- **Required action**
Look at the entries below and restate word for word the lines from the first through the one that has "Energy landscape of".

- **Given information**
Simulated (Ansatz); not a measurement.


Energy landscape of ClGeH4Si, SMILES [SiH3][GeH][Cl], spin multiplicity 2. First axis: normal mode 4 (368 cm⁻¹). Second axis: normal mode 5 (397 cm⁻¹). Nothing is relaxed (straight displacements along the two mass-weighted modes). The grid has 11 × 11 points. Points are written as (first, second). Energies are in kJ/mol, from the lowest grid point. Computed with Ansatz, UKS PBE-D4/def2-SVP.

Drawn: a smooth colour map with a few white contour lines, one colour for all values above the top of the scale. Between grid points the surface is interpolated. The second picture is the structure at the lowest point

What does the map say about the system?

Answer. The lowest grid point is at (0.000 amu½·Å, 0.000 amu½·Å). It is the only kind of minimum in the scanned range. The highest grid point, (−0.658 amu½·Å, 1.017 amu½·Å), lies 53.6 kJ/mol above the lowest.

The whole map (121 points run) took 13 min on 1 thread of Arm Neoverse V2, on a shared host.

- **Written reply**
Simulated (Ansatz); not a measurement.


Energy landscape of ClGeH4Si, SMILES [SiH3][GeH][Cl], spin multiplicity 2. First axis: normal mode 4 (368 cm⁻¹). Second axis: normal mode 5 (397 cm⁻¹). Nothing is relaxed (straight displacements along the two mass-weighted modes). The grid has 11 × 11 points. Points are written as (first, second). Energies are in kJ/mol, from the lowest grid point. Computed with Ansatz, UKS PBE-D4/def2-SVP.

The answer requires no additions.